══ Information given

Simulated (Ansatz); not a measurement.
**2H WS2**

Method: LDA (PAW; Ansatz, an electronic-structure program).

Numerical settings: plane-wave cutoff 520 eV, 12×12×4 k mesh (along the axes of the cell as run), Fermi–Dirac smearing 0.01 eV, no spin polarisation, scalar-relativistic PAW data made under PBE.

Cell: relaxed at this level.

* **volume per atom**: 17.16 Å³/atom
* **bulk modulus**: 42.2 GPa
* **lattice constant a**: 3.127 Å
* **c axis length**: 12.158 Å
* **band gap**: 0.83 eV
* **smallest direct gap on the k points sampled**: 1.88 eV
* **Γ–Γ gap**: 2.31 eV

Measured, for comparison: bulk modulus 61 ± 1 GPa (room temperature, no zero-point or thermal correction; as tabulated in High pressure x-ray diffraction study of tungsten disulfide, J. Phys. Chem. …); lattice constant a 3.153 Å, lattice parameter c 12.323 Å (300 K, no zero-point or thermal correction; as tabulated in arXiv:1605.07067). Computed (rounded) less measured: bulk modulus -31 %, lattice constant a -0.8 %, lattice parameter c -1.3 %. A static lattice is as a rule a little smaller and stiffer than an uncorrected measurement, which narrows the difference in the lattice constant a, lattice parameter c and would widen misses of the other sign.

════

_Work task_.
All lines from the opening of the listing above through the line that contains "gap**: 2.31 eV" should be given again exactly, and nothing more.

_Expected answer_.
Simulated (Ansatz); not a measurement.
**2H WS2**

Method: LDA (PAW; Ansatz, an electronic-structure program).

Numerical settings: plane-wave cutoff 520 eV, 12×12×4 k mesh (along the axes of the cell as run), Fermi–Dirac smearing 0.01 eV, no spin polarisation, scalar-relativistic PAW data made under PBE.

Cell: relaxed at this level.

* **volume per atom**: 17.16 Å³/atom
* **bulk modulus**: 42.2 GPa
* **lattice constant a**: 3.127 Å
* **c axis length**: 12.158 Å
* **band gap**: 0.83 eV
* **smallest direct gap on the k points sampled**: 1.88 eV
* **Γ–Γ gap**: 2.31 eV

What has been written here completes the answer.